* **Activity**:
From the entries below, reproduce exactly the line containing "Debye temperature from", the line containing "Space group P6_3/mmc", and every line in between, with nothing added.

* **Supplied information**:
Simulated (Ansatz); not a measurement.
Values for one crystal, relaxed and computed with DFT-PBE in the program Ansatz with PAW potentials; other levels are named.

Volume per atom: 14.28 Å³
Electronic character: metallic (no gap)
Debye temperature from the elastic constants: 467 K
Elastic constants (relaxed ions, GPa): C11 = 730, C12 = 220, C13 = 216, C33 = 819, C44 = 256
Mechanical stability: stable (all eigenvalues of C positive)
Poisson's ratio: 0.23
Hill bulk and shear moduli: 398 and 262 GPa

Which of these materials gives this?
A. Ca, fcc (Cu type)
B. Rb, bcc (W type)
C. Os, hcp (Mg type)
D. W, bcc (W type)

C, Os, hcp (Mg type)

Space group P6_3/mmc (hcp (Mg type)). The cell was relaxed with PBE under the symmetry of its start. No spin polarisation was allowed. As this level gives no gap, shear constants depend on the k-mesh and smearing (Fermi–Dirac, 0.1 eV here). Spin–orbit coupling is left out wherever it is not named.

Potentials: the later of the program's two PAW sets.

* **Your response**:
Debye temperature from the elastic constants: 467 K
Elastic constants (relaxed ions, GPa): C11 = 730, C12 = 220, C13 = 216, C33 = 819, C44 = 256
Mechanical stability: stable (all eigenvalues of C positive)
Poisson's ratio: 0.23
Hill bulk and shear moduli: 398 and 262 GPa

Which of these materials gives this?
A. Ca, fcc (Cu type)
B. Rb, bcc (W type)
C. Os, hcp (Mg type)
D. W, bcc (W type)

C, Os, hcp (Mg type)

Space group P6_3/mmc (hcp (Mg type)). The cell was relaxed with PBE under the symmetry of its start. No spin polarisation was allowed. As this level gives no gap, shear constants depend on the k-mesh and smearing (Fermi–Dirac, 0.1 eV here). Spin–orbit coupling is left out wherever it is not named.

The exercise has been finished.